• TASK ITEM:
Please transcribe every record below exactly as it appears.

BEGIN GIVEN INFORMATION

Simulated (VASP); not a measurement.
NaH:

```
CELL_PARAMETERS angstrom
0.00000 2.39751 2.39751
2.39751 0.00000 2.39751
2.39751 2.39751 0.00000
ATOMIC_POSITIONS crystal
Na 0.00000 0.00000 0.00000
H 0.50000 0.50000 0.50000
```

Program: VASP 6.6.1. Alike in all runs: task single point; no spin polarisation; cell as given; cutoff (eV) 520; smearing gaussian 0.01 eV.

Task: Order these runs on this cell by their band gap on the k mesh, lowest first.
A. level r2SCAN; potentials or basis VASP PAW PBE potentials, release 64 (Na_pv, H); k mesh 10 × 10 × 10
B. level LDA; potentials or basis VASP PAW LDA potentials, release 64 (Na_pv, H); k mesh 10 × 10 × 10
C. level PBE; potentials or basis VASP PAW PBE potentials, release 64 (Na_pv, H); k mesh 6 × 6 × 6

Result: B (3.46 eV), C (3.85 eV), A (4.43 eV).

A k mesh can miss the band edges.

END GIVEN INFORMATION

• TASK RESULT:
Simulated (VASP); not a measurement.
NaH:

```
CELL_PARAMETERS angstrom
0.00000 2.39751 2.39751
2.39751 0.00000 2.39751
2.39751 2.39751 0.00000
ATOMIC_POSITIONS crystal
Na 0.00000 0.00000 0.00000
H 0.50000 0.50000 0.50000
```

Program: VASP 6.6.1. Alike in all runs: task single point; no spin polarisation; cell as given; cutoff (eV) 520; smearing gaussian 0.01 eV.

Task: Order these runs on this cell by their band gap on the k mesh, lowest first.
A. level r2SCAN; potentials or basis VASP PAW PBE potentials, release 64 (Na_pv, H); k mesh 10 × 10 × 10
B. level LDA; potentials or basis VASP PAW LDA potentials, release 64 (Na_pv, H); k mesh 10 × 10 × 10
C. level PBE; potentials or basis VASP PAW PBE potentials, release 64 (Na_pv, H); k mesh 6 × 6 × 6

Result: B (3.46 eV), C (3.85 eV), A (4.43 eV).

A k mesh can miss the band edges.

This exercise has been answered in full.